GIVEN DATA:
▼
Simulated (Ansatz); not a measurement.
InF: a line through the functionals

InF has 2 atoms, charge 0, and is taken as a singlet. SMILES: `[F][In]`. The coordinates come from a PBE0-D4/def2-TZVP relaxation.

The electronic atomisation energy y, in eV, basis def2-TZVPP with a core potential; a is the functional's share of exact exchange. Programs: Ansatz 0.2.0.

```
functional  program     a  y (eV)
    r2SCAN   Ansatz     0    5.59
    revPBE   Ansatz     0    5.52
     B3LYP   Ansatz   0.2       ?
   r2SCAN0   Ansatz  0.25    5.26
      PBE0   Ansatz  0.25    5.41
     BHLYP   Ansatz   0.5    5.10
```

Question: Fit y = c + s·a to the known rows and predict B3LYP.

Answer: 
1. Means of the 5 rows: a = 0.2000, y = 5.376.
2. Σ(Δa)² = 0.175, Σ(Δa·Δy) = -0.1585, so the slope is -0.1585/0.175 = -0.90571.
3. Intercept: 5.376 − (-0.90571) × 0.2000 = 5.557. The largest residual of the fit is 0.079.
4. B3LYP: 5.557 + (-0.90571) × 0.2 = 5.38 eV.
▲

WORK TASK: Repeat each line above exactly as written.

TASK ANSWER:
Simulated (Ansatz); not a measurement.
InF: a line through the functionals

InF has 2 atoms, charge 0, and is taken as a singlet. SMILES: `[F][In]`. The coordinates come from a PBE0-D4/def2-TZVP relaxation.

The electronic atomisation energy y, in eV, basis def2-TZVPP with a core potential; a is the functional's share of exact exchange. Programs: Ansatz 0.2.0.

```
functional  program     a  y (eV)
    r2SCAN   Ansatz     0    5.59
    revPBE   Ansatz     0    5.52
     B3LYP   Ansatz   0.2       ?
   r2SCAN0   Ansatz  0.25    5.26
      PBE0   Ansatz  0.25    5.41
     BHLYP   Ansatz   0.5    5.10
```

Question: Fit y = c + s·a to the known rows and predict B3LYP.

Answer: 
1. Means of the 5 rows: a = 0.2000, y = 5.376.
2. Σ(Δa)² = 0.175, Σ(Δa·Δy) = -0.1585, so the slope is -0.1585/0.175 = -0.90571.
3. Intercept: 5.376 − (-0.90571) × 0.2000 = 5.557. The largest residual of the fit is 0.079.
4. B3LYP: 5.557 + (-0.90571) × 0.2 = 5.38 eV.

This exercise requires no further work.